**BRIEF**
Please give back word for word the lines below, from the first one through the one with "Method of calculation: Dirac-Coulomb-Breit".

**INFORMATION SUPPLIED**
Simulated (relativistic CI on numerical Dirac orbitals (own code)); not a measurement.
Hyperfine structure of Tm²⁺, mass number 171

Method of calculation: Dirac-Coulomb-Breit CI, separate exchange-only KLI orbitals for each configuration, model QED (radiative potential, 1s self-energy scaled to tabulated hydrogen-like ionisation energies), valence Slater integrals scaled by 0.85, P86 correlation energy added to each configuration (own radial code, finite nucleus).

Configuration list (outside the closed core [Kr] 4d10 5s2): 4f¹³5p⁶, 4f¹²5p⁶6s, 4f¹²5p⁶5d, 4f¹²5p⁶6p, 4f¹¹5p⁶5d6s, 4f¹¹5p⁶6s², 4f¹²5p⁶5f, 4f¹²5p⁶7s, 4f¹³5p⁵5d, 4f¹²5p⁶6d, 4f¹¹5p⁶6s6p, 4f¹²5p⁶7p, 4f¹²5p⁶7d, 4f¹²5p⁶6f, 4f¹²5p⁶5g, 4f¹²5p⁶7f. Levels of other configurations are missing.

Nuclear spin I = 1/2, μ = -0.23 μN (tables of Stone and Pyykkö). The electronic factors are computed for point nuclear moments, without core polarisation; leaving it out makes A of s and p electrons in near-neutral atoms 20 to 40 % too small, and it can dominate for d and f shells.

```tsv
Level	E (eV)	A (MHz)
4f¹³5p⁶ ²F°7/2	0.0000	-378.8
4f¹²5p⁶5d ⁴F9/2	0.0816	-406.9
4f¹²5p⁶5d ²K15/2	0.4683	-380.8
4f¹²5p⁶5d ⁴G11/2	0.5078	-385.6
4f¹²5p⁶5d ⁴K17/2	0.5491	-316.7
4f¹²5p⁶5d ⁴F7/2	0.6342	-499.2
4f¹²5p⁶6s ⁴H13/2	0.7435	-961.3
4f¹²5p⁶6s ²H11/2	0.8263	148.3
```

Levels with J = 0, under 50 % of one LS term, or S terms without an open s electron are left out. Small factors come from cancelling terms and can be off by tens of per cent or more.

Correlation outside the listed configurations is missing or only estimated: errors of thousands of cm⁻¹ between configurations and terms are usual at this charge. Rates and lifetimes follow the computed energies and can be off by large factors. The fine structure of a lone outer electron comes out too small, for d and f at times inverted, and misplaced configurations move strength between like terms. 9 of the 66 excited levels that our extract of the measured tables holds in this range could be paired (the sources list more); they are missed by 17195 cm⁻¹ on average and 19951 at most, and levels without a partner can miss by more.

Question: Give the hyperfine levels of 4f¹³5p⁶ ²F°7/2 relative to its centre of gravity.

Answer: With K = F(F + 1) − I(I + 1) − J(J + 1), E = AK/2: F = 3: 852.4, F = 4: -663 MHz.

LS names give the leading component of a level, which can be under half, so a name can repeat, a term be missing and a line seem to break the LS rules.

**RESULT**
Simulated (relativistic CI on numerical Dirac orbitals (own code)); not a measurement.
Hyperfine structure of Tm²⁺, mass number 171

Method of calculation: Dirac-Coulomb-Breit CI, separate exchange-only KLI orbitals for each configuration, model QED (radiative potential, 1s self-energy scaled to tabulated hydrogen-like ionisation energies), valence Slater integrals scaled by 0.85, P86 correlation energy added to each configuration (own radial code, finite nucleus).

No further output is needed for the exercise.